——

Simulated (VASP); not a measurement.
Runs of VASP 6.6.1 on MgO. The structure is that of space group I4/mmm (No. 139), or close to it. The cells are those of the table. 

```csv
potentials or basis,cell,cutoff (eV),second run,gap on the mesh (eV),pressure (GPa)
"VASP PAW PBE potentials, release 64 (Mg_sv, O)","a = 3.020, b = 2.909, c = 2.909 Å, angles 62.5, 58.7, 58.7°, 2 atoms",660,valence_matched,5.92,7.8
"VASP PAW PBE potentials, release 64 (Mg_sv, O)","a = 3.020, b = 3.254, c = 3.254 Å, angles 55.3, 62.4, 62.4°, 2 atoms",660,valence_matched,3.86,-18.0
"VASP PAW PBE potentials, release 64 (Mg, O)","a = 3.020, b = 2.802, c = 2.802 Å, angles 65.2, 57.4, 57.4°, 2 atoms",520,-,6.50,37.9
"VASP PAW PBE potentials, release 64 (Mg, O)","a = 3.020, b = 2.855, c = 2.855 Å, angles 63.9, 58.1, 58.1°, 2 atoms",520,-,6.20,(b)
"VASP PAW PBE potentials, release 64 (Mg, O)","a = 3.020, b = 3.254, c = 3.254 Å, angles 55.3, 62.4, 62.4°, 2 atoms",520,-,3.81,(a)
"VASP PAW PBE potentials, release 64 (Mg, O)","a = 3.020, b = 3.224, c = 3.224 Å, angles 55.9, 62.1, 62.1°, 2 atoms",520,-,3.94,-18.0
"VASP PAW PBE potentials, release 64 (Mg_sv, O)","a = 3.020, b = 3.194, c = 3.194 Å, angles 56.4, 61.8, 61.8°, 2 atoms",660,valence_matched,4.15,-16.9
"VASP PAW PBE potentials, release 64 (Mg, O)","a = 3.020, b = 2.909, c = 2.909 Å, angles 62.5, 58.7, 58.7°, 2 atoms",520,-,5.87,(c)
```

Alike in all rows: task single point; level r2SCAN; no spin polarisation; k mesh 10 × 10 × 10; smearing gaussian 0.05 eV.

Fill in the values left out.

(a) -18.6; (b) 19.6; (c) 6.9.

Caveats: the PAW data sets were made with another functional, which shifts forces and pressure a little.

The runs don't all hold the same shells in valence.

——

- Action item:
Extract exactly the leading lines of the data, stopping at and including the line with "Caveats: the PAW".

- Task solution:
Simulated (VASP); not a measurement.
Runs of VASP 6.6.1 on MgO. The structure is that of space group I4/mmm (No. 139), or close to it. The cells are those of the table. 

```csv
potentials or basis,cell,cutoff (eV),second run,gap on the mesh (eV),pressure (GPa)
"VASP PAW PBE potentials, release 64 (Mg_sv, O)","a = 3.020, b = 2.909, c = 2.909 Å, angles 62.5, 58.7, 58.7°, 2 atoms",660,valence_matched,5.92,7.8
"VASP PAW PBE potentials, release 64 (Mg_sv, O)","a = 3.020, b = 3.254, c = 3.254 Å, angles 55.3, 62.4, 62.4°, 2 atoms",660,valence_matched,3.86,-18.0
"VASP PAW PBE potentials, release 64 (Mg, O)","a = 3.020, b = 2.802, c = 2.802 Å, angles 65.2, 57.4, 57.4°, 2 atoms",520,-,6.50,37.9
"VASP PAW PBE potentials, release 64 (Mg, O)","a = 3.020, b = 2.855, c = 2.855 Å, angles 63.9, 58.1, 58.1°, 2 atoms",520,-,6.20,(b)
"VASP PAW PBE potentials, release 64 (Mg, O)","a = 3.020, b = 3.254, c = 3.254 Å, angles 55.3, 62.4, 62.4°, 2 atoms",520,-,3.81,(a)
"VASP PAW PBE potentials, release 64 (Mg, O)","a = 3.020, b = 3.224, c = 3.224 Å, angles 55.9, 62.1, 62.1°, 2 atoms",520,-,3.94,-18.0
"VASP PAW PBE potentials, release 64 (Mg_sv, O)","a = 3.020, b = 3.194, c = 3.194 Å, angles 56.4, 61.8, 61.8°, 2 atoms",660,valence_matched,4.15,-16.9
"VASP PAW PBE potentials, release 64 (Mg, O)","a = 3.020, b = 2.909, c = 2.909 Å, angles 62.5, 58.7, 58.7°, 2 atoms",520,-,5.87,(c)
```

Alike in all rows: task single point; level r2SCAN; no spin polarisation; k mesh 10 × 10 × 10; smearing gaussian 0.05 eV.

Fill in the values left out.

(a) -18.6; (b) 19.6; (c) 6.9.

Caveats: the PAW data sets were made with another functional, which shifts forces and pressure a little.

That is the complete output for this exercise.